### WORK ORDER:
Print the material underneath in full, keeping every line exactly as it is.

### DATA:
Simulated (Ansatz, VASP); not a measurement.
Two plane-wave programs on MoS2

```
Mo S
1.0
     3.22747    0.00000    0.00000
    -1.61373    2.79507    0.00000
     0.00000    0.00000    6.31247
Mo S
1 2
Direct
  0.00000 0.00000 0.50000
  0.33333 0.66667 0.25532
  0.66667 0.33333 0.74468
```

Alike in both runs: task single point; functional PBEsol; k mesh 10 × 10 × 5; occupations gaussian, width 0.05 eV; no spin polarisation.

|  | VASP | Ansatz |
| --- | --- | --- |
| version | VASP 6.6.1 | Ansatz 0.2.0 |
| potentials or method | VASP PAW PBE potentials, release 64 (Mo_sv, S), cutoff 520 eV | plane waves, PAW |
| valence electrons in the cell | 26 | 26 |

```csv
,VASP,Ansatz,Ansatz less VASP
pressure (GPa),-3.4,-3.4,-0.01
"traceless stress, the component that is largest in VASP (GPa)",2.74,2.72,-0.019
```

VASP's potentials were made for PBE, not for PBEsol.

### RESPONSE:
Simulated (Ansatz, VASP); not a measurement.
Two plane-wave programs on MoS2

```
Mo S
1.0
     3.22747    0.00000    0.00000
    -1.61373    2.79507    0.00000
     0.00000    0.00000    6.31247
Mo S
1 2
Direct
  0.00000 0.00000 0.50000
  0.33333 0.66667 0.25532
  0.66667 0.33333 0.74468
```

Alike in both runs: task single point; functional PBEsol; k mesh 10 × 10 × 5; occupations gaussian, width 0.05 eV; no spin polarisation.

|  | VASP | Ansatz |
| --- | --- | --- |
| version | VASP 6.6.1 | Ansatz 0.2.0 |
| potentials or method | VASP PAW PBE potentials, release 64 (Mo_sv, S), cutoff 520 eV | plane waves, PAW |
| valence electrons in the cell | 26 | 26 |

```csv
,VASP,Ansatz,Ansatz less VASP
pressure (GPa),-3.4,-3.4,-0.01
"traceless stress, the component that is largest in VASP (GPa)",2.74,2.72,-0.019
```

VASP's potentials were made for PBE, not for PBEsol.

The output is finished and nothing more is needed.